> **Requirement**
Beginning with the opening line, set down each line of the material below exactly, stopping once the line with "Answer: Over 8" is done.

> **The data**
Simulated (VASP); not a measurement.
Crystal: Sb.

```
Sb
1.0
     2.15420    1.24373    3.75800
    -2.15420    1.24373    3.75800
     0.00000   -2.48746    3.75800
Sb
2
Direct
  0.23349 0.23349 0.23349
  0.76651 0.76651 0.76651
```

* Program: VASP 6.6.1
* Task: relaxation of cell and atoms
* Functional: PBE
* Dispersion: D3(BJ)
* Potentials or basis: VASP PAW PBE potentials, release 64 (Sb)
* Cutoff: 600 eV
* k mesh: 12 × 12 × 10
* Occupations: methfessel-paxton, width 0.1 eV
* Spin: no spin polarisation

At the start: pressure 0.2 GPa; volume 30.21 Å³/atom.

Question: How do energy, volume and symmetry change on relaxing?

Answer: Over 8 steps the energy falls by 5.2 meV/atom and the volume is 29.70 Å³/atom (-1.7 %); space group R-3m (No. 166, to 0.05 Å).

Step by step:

> **Task response**
Simulated (VASP); not a measurement.
Crystal: Sb.

```
Sb
1.0
     2.15420    1.24373    3.75800
    -2.15420    1.24373    3.75800
     0.00000   -2.48746    3.75800
Sb
2
Direct
  0.23349 0.23349 0.23349
  0.76651 0.76651 0.76651
```

* Program: VASP 6.6.1
* Task: relaxation of cell and atoms
* Functional: PBE
* Dispersion: D3(BJ)
* Potentials or basis: VASP PAW PBE potentials, release 64 (Sb)
* Cutoff: 600 eV
* k mesh: 12 × 12 × 10
* Occupations: methfessel-paxton, width 0.1 eV
* Spin: no spin polarisation

At the start: pressure 0.2 GPa; volume 30.21 Å³/atom.

Question: How do energy, volume and symmetry change on relaxing?

Answer: Over 8 steps the energy falls by 5.2 meV/atom and the volume is 29.70 Å³/atom (-1.7 %); space group R-3m (No. 166, to 0.05 Å).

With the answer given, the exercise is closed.